WORK ITEM: Looking at the listing below, retype exactly the lines starting at the one containing "0.2005 | 0.2046 |" and ending at the one containing "- -141.45, Clausius-Clapeyron: 1.683", both included, and nothing else.

EXTRACTED MATERIAL:
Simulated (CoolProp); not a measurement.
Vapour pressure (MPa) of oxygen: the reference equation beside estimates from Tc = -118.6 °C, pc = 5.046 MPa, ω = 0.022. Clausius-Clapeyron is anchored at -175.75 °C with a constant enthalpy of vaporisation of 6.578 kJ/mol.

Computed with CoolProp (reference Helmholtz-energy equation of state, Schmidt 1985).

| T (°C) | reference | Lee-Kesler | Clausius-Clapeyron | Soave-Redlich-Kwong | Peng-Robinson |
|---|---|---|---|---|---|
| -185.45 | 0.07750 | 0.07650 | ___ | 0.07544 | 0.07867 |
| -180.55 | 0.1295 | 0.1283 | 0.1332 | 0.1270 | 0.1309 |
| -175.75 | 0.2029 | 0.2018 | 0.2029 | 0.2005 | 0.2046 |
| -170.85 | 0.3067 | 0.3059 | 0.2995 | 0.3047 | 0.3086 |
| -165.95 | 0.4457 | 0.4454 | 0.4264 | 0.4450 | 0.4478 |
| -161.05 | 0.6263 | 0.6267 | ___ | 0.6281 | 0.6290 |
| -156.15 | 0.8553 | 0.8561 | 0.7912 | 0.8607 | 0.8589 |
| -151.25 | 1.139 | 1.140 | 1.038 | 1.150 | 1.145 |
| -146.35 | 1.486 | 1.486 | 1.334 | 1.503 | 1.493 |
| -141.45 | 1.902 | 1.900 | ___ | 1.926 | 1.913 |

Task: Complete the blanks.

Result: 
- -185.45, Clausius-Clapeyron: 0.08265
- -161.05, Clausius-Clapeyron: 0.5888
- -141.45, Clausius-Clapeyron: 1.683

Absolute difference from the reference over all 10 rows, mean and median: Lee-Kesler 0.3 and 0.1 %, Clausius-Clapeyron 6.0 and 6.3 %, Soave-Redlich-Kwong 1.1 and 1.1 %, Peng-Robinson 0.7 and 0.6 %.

YOUR RESPONSE:
| -175.75 | 0.2029 | 0.2018 | 0.2029 | 0.2005 | 0.2046 |
| -170.85 | 0.3067 | 0.3059 | 0.2995 | 0.3047 | 0.3086 |
| -165.95 | 0.4457 | 0.4454 | 0.4264 | 0.4450 | 0.4478 |
| -161.05 | 0.6263 | 0.6267 | ___ | 0.6281 | 0.6290 |
| -156.15 | 0.8553 | 0.8561 | 0.7912 | 0.8607 | 0.8589 |
| -151.25 | 1.139 | 1.140 | 1.038 | 1.150 | 1.145 |
| -146.35 | 1.486 | 1.486 | 1.334 | 1.503 | 1.493 |
| -141.45 | 1.902 | 1.900 | ___ | 1.926 | 1.913 |

Task: Complete the blanks.

Result: 
- -185.45, Clausius-Clapeyron: 0.08265
- -161.05, Clausius-Clapeyron: 0.5888
- -141.45, Clausius-Clapeyron: 1.683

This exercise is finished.